• _Action item_
After locating "Question: Which candidate" in the listing below, copy that line and each one after it exactly, ending with the line that has "-178°, C3–C6–C9–C10 -55°".

• _Excerpted records_
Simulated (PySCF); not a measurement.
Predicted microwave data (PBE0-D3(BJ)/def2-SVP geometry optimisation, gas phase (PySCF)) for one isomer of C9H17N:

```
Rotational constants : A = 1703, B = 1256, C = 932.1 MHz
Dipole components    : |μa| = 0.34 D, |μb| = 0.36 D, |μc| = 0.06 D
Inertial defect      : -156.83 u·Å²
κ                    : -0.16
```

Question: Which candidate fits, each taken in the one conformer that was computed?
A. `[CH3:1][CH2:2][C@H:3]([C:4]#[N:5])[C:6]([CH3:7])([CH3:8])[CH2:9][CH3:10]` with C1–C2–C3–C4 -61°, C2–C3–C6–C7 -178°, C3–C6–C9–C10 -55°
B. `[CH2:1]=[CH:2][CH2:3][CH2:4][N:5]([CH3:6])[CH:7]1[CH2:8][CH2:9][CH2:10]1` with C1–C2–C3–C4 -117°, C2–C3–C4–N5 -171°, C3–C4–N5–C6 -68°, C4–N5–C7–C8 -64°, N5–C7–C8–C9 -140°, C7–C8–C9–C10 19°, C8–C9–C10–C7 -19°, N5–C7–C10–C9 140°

• _Reply_
Question: Which candidate fits, each taken in the one conformer that was computed?
A. `[CH3:1][CH2:2][C@H:3]([C:4]#[N:5])[C:6]([CH3:7])([CH3:8])[CH2:9][CH3:10]` with C1–C2–C3–C4 -61°, C2–C3–C6–C7 -178°, C3–C6–C9–C10 -55°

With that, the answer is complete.